━━━ Input data ━━━
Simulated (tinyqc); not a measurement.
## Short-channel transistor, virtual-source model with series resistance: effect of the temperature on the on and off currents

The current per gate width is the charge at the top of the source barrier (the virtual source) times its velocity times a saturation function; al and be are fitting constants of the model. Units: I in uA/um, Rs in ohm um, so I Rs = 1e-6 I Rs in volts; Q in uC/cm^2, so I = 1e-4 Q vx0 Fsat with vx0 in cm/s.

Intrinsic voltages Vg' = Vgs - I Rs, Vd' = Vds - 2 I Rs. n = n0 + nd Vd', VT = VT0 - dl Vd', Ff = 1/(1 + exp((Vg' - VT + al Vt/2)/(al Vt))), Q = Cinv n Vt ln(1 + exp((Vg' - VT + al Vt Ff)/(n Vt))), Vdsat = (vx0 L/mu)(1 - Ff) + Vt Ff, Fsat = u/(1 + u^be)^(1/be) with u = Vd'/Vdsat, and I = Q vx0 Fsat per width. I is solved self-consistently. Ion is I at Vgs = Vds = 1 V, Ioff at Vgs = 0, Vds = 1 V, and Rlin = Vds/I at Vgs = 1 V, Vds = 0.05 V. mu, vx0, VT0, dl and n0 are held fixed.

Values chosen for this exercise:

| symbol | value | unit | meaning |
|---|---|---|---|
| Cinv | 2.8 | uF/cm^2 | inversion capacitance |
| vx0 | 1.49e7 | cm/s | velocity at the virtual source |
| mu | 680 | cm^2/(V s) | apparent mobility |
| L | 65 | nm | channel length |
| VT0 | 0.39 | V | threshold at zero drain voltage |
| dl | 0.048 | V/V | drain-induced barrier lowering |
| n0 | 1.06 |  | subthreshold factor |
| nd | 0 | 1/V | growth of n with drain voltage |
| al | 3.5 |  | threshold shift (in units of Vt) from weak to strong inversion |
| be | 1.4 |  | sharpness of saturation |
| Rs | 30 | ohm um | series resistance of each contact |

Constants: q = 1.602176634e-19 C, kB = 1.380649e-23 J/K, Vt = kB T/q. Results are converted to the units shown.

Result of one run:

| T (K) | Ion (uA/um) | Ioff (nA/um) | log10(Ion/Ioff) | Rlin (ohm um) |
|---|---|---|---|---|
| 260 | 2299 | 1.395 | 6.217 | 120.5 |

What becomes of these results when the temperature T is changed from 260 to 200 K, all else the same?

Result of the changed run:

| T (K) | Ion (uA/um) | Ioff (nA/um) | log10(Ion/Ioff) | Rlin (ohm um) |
━━━

Assignment:
Beginning at the line with "6.217 | 120.5 |" and stopping after the line with "Result of the", please write out every line of the data above exactly and nothing else.

Written answer:
| 260 | 2299 | 1.395 | 6.217 | 120.5 |

What becomes of these results when the temperature T is changed from 260 to 200 K, all else the same?

Result of the changed run:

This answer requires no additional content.